> Provided records
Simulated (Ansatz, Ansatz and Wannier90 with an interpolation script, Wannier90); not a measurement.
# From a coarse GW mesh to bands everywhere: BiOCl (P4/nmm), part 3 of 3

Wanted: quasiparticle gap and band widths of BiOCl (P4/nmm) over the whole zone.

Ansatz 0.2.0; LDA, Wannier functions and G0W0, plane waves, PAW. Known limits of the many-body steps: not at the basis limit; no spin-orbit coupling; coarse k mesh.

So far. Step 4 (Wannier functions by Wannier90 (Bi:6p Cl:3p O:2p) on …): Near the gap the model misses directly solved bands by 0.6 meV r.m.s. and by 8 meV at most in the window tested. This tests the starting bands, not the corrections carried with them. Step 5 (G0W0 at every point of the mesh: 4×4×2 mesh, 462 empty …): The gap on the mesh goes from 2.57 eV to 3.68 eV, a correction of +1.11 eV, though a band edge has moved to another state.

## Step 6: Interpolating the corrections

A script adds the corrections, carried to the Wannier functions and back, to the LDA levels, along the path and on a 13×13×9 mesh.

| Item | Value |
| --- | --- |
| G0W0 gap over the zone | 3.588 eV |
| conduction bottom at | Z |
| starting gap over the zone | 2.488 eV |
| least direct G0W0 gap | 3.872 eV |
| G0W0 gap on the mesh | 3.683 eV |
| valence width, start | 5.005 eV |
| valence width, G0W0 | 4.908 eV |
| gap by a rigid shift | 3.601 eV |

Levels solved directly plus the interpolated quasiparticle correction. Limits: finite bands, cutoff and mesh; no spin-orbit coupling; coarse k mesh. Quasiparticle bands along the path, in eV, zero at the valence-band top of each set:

> Requirement
From the very first line of the data through the line with "start | 5.005 eV |" in it, please reproduce each line exactly and output nothing more.

> Response box
Simulated (Ansatz, Ansatz and Wannier90 with an interpolation script, Wannier90); not a measurement.
# From a coarse GW mesh to bands everywhere: BiOCl (P4/nmm), part 3 of 3

Wanted: quasiparticle gap and band widths of BiOCl (P4/nmm) over the whole zone.

Ansatz 0.2.0; LDA, Wannier functions and G0W0, plane waves, PAW. Known limits of the many-body steps: not at the basis limit; no spin-orbit coupling; coarse k mesh.

So far. Step 4 (Wannier functions by Wannier90 (Bi:6p Cl:3p O:2p) on …): Near the gap the model misses directly solved bands by 0.6 meV r.m.s. and by 8 meV at most in the window tested. This tests the starting bands, not the corrections carried with them. Step 5 (G0W0 at every point of the mesh: 4×4×2 mesh, 462 empty …): The gap on the mesh goes from 2.57 eV to 3.68 eV, a correction of +1.11 eV, though a band edge has moved to another state.

## Step 6: Interpolating the corrections

A script adds the corrections, carried to the Wannier functions and back, to the LDA levels, along the path and on a 13×13×9 mesh.

| Item | Value |
| --- | --- |
| G0W0 gap over the zone | 3.588 eV |
| conduction bottom at | Z |
| starting gap over the zone | 2.488 eV |
| least direct G0W0 gap | 3.872 eV |
| G0W0 gap on the mesh | 3.683 eV |
| valence width, start | 5.005 eV |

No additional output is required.